ASSIGNED TASK →
Transcribe the listing word for word. Begin at its first line and end with the line containing "Potentials or basis: Ansatz PAW.".

##### DATA SUPPLIED #####

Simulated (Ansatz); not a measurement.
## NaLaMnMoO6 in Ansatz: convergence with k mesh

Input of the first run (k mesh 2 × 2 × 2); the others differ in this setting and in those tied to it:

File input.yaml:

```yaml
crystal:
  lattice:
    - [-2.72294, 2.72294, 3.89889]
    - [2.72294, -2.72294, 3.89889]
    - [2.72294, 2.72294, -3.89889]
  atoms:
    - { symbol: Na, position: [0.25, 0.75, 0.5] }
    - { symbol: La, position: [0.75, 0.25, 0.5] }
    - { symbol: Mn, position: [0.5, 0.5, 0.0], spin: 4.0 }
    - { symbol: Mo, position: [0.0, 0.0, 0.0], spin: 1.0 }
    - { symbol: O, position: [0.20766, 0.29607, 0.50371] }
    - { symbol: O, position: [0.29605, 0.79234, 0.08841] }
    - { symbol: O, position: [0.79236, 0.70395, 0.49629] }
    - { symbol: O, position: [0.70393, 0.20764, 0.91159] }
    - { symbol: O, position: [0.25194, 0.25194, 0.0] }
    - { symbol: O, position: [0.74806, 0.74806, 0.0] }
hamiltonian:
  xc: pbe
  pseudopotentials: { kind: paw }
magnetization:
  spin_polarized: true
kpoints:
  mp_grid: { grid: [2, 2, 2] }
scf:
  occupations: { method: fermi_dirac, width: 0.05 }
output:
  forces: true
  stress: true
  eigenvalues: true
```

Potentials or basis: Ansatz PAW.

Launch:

#####

EXERCISE ANSWER →
Simulated (Ansatz); not a measurement.
## NaLaMnMoO6 in Ansatz: convergence with k mesh

Input of the first run (k mesh 2 × 2 × 2); the others differ in this setting and in those tied to it:

File input.yaml:

```yaml
crystal:
  lattice:
    - [-2.72294, 2.72294, 3.89889]
    - [2.72294, -2.72294, 3.89889]
    - [2.72294, 2.72294, -3.89889]
  atoms:
    - { symbol: Na, position: [0.25, 0.75, 0.5] }
    - { symbol: La, position: [0.75, 0.25, 0.5] }
    - { symbol: Mn, position: [0.5, 0.5, 0.0], spin: 4.0 }
    - { symbol: Mo, position: [0.0, 0.0, 0.0], spin: 1.0 }
    - { symbol: O, position: [0.20766, 0.29607, 0.50371] }
    - { symbol: O, position: [0.29605, 0.79234, 0.08841] }
    - { symbol: O, position: [0.79236, 0.70395, 0.49629] }
    - { symbol: O, position: [0.70393, 0.20764, 0.91159] }
    - { symbol: O, position: [0.25194, 0.25194, 0.0] }
    - { symbol: O, position: [0.74806, 0.74806, 0.0] }
hamiltonian:
  xc: pbe
  pseudopotentials: { kind: paw }
magnetization:
  spin_polarized: true
kpoints:
  mp_grid: { grid: [2, 2, 2] }
scf:
  occupations: { method: fermi_dirac, width: 0.05 }
output:
  forces: true
  stress: true
  eigenvalues: true
```

Potentials or basis: Ansatz PAW.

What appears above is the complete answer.